Required action:
When you reach the line containing "Level of theory: Ansatz" in the entries below, begin reproducing lines exactly, and stop once the line containing "Which candidate gave the map?" is done.

(Beginning of Information provided)
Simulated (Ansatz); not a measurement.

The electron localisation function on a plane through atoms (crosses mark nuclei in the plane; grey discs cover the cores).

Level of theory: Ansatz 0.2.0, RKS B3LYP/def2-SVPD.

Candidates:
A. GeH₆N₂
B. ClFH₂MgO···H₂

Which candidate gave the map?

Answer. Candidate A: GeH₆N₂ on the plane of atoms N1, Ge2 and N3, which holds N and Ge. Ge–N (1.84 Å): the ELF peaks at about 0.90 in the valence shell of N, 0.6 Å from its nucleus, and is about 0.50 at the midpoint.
(End of Information provided)

Task output:
Level of theory: Ansatz 0.2.0, RKS B3LYP/def2-SVPD.

Candidates:
A. GeH₆N₂
B. ClFH₂MgO···H₂

Which candidate gave the map?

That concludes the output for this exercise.